■ **BRIEF**
In the listing below, the lines from the first through the one with "not IUPAC locants." are to be copied word for word.

■ **RECORD EXTRACTS**
━━━

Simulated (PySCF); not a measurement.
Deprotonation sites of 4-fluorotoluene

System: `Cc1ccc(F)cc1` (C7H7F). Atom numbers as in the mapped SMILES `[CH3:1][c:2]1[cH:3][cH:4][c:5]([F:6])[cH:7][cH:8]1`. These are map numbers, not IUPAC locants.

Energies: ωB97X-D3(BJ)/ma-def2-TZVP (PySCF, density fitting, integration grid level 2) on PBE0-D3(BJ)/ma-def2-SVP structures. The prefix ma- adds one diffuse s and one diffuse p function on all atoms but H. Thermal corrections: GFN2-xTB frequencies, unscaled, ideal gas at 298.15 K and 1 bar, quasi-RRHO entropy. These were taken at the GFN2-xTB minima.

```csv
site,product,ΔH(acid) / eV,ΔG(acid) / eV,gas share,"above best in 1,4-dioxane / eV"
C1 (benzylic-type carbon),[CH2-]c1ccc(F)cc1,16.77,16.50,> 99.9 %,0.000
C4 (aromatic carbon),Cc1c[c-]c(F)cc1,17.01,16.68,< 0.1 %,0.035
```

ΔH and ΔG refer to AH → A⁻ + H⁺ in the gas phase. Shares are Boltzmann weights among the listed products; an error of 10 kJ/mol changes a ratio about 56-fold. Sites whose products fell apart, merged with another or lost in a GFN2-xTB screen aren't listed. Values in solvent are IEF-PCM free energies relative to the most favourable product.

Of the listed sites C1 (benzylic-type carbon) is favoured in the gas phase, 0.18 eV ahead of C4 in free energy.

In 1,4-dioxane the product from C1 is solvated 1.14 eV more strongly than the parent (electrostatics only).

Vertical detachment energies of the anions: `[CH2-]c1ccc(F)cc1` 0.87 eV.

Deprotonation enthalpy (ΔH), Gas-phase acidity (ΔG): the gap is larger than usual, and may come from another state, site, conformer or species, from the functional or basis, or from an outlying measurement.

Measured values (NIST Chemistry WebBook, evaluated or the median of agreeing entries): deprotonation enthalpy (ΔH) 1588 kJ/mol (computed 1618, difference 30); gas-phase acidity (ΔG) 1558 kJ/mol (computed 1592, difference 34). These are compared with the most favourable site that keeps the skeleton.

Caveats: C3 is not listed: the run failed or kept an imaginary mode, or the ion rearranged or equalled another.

━━━

■ **EXPECTED ANSWER**
Simulated (PySCF); not a measurement.
Deprotonation sites of 4-fluorotoluene

System: `Cc1ccc(F)cc1` (C7H7F). Atom numbers as in the mapped SMILES `[CH3:1][c:2]1[cH:3][cH:4][c:5]([F:6])[cH:7][cH:8]1`. These are map numbers, not IUPAC locants.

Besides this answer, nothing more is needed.